□ □ □ □

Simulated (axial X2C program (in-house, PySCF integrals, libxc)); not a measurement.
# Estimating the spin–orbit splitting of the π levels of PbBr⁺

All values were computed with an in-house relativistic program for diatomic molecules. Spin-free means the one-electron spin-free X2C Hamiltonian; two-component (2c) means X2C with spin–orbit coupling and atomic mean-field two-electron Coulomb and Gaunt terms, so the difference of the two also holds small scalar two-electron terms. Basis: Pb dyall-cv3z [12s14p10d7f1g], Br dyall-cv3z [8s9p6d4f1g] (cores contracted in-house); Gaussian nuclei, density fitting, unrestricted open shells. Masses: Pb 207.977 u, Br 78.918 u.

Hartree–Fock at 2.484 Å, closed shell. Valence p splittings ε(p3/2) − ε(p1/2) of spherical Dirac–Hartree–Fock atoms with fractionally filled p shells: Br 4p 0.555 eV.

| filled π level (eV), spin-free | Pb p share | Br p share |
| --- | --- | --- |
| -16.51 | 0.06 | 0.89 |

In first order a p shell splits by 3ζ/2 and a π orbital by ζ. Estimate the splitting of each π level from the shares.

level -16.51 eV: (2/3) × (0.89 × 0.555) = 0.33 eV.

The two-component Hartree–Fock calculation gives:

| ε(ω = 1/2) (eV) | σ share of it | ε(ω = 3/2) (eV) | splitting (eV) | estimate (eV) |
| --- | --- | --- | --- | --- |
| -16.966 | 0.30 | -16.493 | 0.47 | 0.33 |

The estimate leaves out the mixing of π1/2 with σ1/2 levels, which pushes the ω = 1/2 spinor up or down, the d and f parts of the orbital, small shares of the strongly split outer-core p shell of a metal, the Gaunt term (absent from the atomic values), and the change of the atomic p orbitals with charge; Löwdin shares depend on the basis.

□ □ □ □

■ BRIEF: Using the data above, restate word for word the lines from its opening line through the line that contains "All values were", and no more.

■ REPLY:
Simulated (axial X2C program (in-house, PySCF integrals, libxc)); not a measurement.
# Estimating the spin–orbit splitting of the π levels of PbBr⁺

All values were computed with an in-house relativistic program for diatomic molecules. Spin-free means the one-electron spin-free X2C Hamiltonian; two-component (2c) means X2C with spin–orbit coupling and atomic mean-field two-electron Coulomb and Gaunt terms, so the difference of the two also holds small scalar two-electron terms. Basis: Pb dyall-cv3z [12s14p10d7f1g], Br dyall-cv3z [8s9p6d4f1g] (cores contracted in-house); Gaussian nuclei, density fitting, unrestricted open shells. Masses: Pb 207.977 u, Br 78.918 u.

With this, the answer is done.